ACTION ITEM »
In the data below, find the line containing "Run with plane-wave", then set down that line and every later line up to and including the line containing "Question: Fit a", exactly.

PROVIDED DATA »
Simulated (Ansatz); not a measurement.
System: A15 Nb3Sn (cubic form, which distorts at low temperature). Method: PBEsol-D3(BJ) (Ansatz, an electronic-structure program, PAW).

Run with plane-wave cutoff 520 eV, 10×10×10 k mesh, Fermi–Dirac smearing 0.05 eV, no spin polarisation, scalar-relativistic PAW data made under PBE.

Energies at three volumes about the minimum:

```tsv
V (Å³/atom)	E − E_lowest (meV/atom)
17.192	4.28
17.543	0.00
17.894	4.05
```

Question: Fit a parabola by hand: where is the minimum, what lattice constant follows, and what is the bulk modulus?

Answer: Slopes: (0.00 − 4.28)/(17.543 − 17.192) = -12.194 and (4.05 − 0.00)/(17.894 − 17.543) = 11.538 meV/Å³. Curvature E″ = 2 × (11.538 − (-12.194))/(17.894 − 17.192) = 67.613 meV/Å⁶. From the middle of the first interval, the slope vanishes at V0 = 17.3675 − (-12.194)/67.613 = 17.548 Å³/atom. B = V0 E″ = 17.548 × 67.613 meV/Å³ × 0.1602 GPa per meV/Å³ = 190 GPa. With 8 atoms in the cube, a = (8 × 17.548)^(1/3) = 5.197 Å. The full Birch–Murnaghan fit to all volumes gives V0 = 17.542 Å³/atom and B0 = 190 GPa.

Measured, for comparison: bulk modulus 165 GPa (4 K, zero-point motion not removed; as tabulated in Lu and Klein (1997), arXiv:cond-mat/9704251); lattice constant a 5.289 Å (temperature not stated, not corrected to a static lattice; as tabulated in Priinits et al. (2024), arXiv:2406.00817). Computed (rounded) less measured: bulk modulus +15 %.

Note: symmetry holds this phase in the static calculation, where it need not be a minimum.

RESULT »
Run with plane-wave cutoff 520 eV, 10×10×10 k mesh, Fermi–Dirac smearing 0.05 eV, no spin polarisation, scalar-relativistic PAW data made under PBE.

Energies at three volumes about the minimum:

```tsv
V (Å³/atom)	E − E_lowest (meV/atom)
17.192	4.28
17.543	0.00
17.894	4.05
```

Question: Fit a parabola by hand: where is the minimum, what lattice constant follows, and what is the bulk modulus?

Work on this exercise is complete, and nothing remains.